## Work item
Until the last line is reached, keep transcribing the material exactly.

## Data listing
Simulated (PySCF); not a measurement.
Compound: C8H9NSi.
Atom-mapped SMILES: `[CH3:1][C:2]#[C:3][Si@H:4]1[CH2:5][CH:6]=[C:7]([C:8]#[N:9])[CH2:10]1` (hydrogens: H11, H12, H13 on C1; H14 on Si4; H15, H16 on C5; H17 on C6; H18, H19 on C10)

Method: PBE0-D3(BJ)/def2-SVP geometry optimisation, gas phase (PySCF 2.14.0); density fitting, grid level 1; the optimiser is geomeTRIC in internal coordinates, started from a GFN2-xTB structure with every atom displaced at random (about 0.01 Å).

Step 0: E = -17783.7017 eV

## Answer box
Simulated (PySCF); not a measurement.
Compound: C8H9NSi.
Atom-mapped SMILES: `[CH3:1][C:2]#[C:3][Si@H:4]1[CH2:5][CH:6]=[C:7]([C:8]#[N:9])[CH2:10]1` (hydrogens: H11, H12, H13 on C1; H14 on Si4; H15, H16 on C5; H17 on C6; H18, H19 on C10)

Method: PBE0-D3(BJ)/def2-SVP geometry optimisation, gas phase (PySCF 2.14.0); density fitting, grid level 1; the optimiser is geomeTRIC in internal coordinates, started from a GFN2-xTB structure with every atom displaced at random (about 0.01 Å).

Step 0: E = -17783.7017 eV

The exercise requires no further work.